Work task: Your task is to transcribe the entries below exactly, from their first line down to the line containing "Estimate the pressure.", and to stop there.

Information shown:
• • •

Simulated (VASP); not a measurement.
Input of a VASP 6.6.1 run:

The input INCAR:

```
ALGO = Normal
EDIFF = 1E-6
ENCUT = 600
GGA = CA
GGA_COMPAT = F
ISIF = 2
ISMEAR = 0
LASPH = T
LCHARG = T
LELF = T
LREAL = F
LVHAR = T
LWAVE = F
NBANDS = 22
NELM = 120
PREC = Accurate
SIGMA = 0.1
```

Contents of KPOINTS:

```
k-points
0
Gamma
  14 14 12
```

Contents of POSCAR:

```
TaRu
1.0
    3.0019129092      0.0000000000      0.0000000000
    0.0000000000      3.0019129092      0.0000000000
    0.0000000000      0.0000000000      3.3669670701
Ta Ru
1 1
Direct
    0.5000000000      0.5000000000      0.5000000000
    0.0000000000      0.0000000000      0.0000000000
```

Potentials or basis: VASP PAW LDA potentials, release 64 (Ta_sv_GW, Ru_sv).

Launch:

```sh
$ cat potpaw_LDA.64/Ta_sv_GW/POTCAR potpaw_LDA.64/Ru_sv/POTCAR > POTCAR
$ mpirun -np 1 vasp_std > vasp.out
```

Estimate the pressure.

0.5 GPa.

• • •

Your response:
Simulated (VASP); not a measurement.
Input of a VASP 6.6.1 run:

The input INCAR:

```
ALGO = Normal
EDIFF = 1E-6
ENCUT = 600
GGA = CA
GGA_COMPAT = F
ISIF = 2
ISMEAR = 0
LASPH = T
LCHARG = T
LELF = T
LREAL = F
LVHAR = T
LWAVE = F
NBANDS = 22
NELM = 120
PREC = Accurate
SIGMA = 0.1
```

Contents of KPOINTS:

```
k-points
0
Gamma
  14 14 12
```

Contents of POSCAR:

```
TaRu
1.0
    3.0019129092      0.0000000000      0.0000000000
    0.0000000000      3.0019129092      0.0000000000
    0.0000000000      0.0000000000      3.3669670701
Ta Ru
1 1
Direct
    0.5000000000      0.5000000000      0.5000000000
    0.0000000000      0.0000000000      0.0000000000
```

Potentials or basis: VASP PAW LDA potentials, release 64 (Ta_sv_GW, Ru_sv).

Launch:

```sh
$ cat potpaw_LDA.64/Ta_sv_GW/POTCAR potpaw_LDA.64/Ru_sv/POTCAR > POTCAR
$ mpirun -np 1 vasp_std > vasp.out
```

Estimate the pressure.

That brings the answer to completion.